## WORK ITEM
Exactly as written, copy the lines of the data below from the first through the one containing "run: MP2/6-31G** (PySCF).".

## SOURCE INFORMATION
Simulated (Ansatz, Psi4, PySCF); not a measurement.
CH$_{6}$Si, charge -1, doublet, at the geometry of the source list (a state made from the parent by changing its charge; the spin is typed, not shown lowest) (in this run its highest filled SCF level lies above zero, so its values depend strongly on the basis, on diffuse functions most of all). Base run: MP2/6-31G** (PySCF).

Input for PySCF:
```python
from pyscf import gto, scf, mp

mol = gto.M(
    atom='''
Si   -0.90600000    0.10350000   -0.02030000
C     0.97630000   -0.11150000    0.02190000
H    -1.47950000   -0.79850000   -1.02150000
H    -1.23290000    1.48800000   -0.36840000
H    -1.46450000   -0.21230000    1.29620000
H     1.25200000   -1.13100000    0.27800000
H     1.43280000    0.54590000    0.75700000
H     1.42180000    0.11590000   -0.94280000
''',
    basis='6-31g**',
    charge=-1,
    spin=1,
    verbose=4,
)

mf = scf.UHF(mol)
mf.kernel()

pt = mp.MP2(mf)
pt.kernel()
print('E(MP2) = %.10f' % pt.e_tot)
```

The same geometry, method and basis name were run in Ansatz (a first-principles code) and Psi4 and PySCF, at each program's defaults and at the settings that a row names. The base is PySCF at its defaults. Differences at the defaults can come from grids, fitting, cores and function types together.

## ANSWER SPACE
Simulated (Ansatz, Psi4, PySCF); not a measurement.
CH$_{6}$Si, charge -1, doublet, at the geometry of the source list (a state made from the parent by changing its charge; the spin is typed, not shown lowest) (in this run its highest filled SCF level lies above zero, so its values depend strongly on the basis, on diffuse functions most of all). Base run: MP2/6-31G** (PySCF).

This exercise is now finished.